■ ■ ■ ■ ■
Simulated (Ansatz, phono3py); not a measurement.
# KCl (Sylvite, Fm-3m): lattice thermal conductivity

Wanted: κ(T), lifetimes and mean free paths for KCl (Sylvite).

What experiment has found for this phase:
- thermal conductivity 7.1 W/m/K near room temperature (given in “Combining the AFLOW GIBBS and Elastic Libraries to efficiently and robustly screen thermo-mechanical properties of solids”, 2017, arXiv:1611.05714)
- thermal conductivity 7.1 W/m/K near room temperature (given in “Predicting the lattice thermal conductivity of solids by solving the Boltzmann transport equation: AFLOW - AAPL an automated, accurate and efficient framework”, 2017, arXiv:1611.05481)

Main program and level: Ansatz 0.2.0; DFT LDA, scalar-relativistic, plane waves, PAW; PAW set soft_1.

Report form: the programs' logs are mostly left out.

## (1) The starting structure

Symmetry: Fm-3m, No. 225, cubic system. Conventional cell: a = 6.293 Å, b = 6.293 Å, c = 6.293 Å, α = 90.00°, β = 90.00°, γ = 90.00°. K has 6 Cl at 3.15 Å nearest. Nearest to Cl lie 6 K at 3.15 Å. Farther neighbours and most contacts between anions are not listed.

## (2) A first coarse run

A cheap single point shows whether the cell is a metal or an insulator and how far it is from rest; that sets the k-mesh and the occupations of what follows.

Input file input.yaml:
■ ■ ■ ■ ■

Set down exactly the lines above that run from the start of the listing to the line with "## (2) A first coarse run". Leave out every later line.

Simulated (Ansatz, phono3py); not a measurement.
# KCl (Sylvite, Fm-3m): lattice thermal conductivity

Wanted: κ(T), lifetimes and mean free paths for KCl (Sylvite).

What experiment has found for this phase:
- thermal conductivity 7.1 W/m/K near room temperature (given in “Combining the AFLOW GIBBS and Elastic Libraries to efficiently and robustly screen thermo-mechanical properties of solids”, 2017, arXiv:1611.05714)
- thermal conductivity 7.1 W/m/K near room temperature (given in “Predicting the lattice thermal conductivity of solids by solving the Boltzmann transport equation: AFLOW - AAPL an automated, accurate and efficient framework”, 2017, arXiv:1611.05481)

Main program and level: Ansatz 0.2.0; DFT LDA, scalar-relativistic, plane waves, PAW; PAW set soft_1.

Report form: the programs' logs are mostly left out.

## (1) The starting structure

Symmetry: Fm-3m, No. 225, cubic system. Conventional cell: a = 6.293 Å, b = 6.293 Å, c = 6.293 Å, α = 90.00°, β = 90.00°, γ = 90.00°. K has 6 Cl at 3.15 Å nearest. Nearest to Cl lie 6 K at 3.15 Å. Farther neighbours and most contacts between anions are not listed.

## (2) A first coarse run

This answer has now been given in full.